§ **Work instruction**
What you return must match the records below exactly, down to each character.

§ **Data excerpts**
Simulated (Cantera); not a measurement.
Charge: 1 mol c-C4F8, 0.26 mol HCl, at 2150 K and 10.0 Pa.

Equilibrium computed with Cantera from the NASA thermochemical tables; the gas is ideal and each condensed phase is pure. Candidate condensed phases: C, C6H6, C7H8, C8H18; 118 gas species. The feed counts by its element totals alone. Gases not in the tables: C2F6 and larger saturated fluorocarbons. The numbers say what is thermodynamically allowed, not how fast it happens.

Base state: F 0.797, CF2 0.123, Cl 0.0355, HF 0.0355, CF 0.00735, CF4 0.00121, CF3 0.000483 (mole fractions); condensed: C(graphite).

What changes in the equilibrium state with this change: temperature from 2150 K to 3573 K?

§ **Your response**
Simulated (Cantera); not a measurement.
Charge: 1 mol c-C4F8, 0.26 mol HCl, at 2150 K and 10.0 Pa.

Equilibrium computed with Cantera from the NASA thermochemical tables; the gas is ideal and each condensed phase is pure. Candidate condensed phases: C, C6H6, C7H8, C8H18; 118 gas species. The feed counts by its element totals alone. Gases not in the tables: C2F6 and larger saturated fluorocarbons. The numbers say what is thermodynamically allowed, not how fast it happens.

Base state: F 0.797, CF2 0.123, Cl 0.0355, HF 0.0355, CF 0.00735, CF4 0.00121, CF3 0.000483 (mole fractions); condensed: C(graphite).

What changes in the equilibrium state with this change: temperature from 2150 K to 3573 K?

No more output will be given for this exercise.